* [Exercise]:
Your answer must be a word-for-word copy of the data.

───── Given data

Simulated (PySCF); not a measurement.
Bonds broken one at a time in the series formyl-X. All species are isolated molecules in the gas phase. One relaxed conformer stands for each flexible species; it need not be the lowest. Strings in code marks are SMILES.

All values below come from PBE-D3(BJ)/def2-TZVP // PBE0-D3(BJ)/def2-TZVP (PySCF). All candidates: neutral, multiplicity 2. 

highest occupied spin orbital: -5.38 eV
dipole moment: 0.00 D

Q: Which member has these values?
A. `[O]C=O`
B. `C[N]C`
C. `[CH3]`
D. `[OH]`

──────────

* [Exercise solution]:
Simulated (PySCF); not a measurement.
Bonds broken one at a time in the series formyl-X. All species are isolated molecules in the gas phase. One relaxed conformer stands for each flexible species; it need not be the lowest. Strings in code marks are SMILES.

All values below come from PBE-D3(BJ)/def2-TZVP // PBE0-D3(BJ)/def2-TZVP (PySCF). All candidates: neutral, multiplicity 2. 

highest occupied spin orbital: -5.38 eV
dipole moment: 0.00 D

Q: Which member has these values?
A. `[O]C=O`
B. `C[N]C`
C. `[CH3]`
D. `[OH]`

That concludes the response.